§ **Work item**: From the first line to the last, copy the material exactly.

§ **The data**:
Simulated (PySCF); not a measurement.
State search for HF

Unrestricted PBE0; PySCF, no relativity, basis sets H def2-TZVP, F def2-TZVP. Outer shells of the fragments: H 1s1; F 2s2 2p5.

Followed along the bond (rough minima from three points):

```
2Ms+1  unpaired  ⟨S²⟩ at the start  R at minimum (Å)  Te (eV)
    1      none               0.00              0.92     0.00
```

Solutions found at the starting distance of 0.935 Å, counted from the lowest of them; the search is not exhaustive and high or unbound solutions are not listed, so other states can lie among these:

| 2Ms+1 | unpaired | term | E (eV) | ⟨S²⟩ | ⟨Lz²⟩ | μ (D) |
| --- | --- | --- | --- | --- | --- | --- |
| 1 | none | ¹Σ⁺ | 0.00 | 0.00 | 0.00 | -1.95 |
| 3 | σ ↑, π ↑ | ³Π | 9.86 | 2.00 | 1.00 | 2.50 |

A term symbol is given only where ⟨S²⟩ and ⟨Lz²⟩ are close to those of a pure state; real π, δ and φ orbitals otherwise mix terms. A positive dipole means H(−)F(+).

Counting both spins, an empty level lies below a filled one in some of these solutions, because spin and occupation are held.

§ **Problem solution**:
Simulated (PySCF); not a measurement.
State search for HF

Unrestricted PBE0; PySCF, no relativity, basis sets H def2-TZVP, F def2-TZVP. Outer shells of the fragments: H 1s1; F 2s2 2p5.

Followed along the bond (rough minima from three points):

```
2Ms+1  unpaired  ⟨S²⟩ at the start  R at minimum (Å)  Te (eV)
    1      none               0.00              0.92     0.00
```

Solutions found at the starting distance of 0.935 Å, counted from the lowest of them; the search is not exhaustive and high or unbound solutions are not listed, so other states can lie among these:

| 2Ms+1 | unpaired | term | E (eV) | ⟨S²⟩ | ⟨Lz²⟩ | μ (D) |
| --- | --- | --- | --- | --- | --- | --- |
| 1 | none | ¹Σ⁺ | 0.00 | 0.00 | 0.00 | -1.95 |
| 3 | σ ↑, π ↑ | ³Π | 9.86 | 2.00 | 1.00 | 2.50 |

A term symbol is given only where ⟨S²⟩ and ⟨Lz²⟩ are close to those of a pure state; real π, δ and φ orbitals otherwise mix terms. A positive dipole means H(−)F(+).

Counting both spins, an empty level lies below a filled one in some of these solutions, because spin and occupation are held.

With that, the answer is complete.